**Material supplied**
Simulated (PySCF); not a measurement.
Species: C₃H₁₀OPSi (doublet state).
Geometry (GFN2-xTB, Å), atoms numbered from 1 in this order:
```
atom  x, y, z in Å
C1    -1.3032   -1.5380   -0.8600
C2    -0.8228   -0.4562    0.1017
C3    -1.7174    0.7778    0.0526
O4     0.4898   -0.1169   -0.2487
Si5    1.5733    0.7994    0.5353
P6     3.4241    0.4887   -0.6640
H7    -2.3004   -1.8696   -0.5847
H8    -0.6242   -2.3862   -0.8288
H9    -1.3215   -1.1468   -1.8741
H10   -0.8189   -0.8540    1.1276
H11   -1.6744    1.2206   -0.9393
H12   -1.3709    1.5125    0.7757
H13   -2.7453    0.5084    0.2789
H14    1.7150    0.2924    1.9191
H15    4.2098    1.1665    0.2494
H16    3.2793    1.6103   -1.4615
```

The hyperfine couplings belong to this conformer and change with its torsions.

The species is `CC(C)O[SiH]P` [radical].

**Exercise**
Find where the line with "Geometry (GFN2-xTB, Å), atoms" sits in the material above, then copy exactly from it through the line with "The hyperfine couplings". Add no other line.

**Task answer**
Geometry (GFN2-xTB, Å), atoms numbered from 1 in this order:
```
atom  x, y, z in Å
C1    -1.3032   -1.5380   -0.8600
C2    -0.8228   -0.4562    0.1017
C3    -1.7174    0.7778    0.0526
O4     0.4898   -0.1169   -0.2487
Si5    1.5733    0.7994    0.5353
P6     3.4241    0.4887   -0.6640
H7    -2.3004   -1.8696   -0.5847
H8    -0.6242   -2.3862   -0.8288
H9    -1.3215   -1.1468   -1.8741
H10   -0.8189   -0.8540    1.1276
H11   -1.6744    1.2206   -0.9393
H12   -1.3709    1.5125    0.7757
H13   -2.7453    0.5084    0.2789
H14    1.7150    0.2924    1.9191
H15    4.2098    1.1665    0.2494
H16    3.2793    1.6103   -1.4615
```

The hyperfine couplings belong to this conformer and change with its torsions.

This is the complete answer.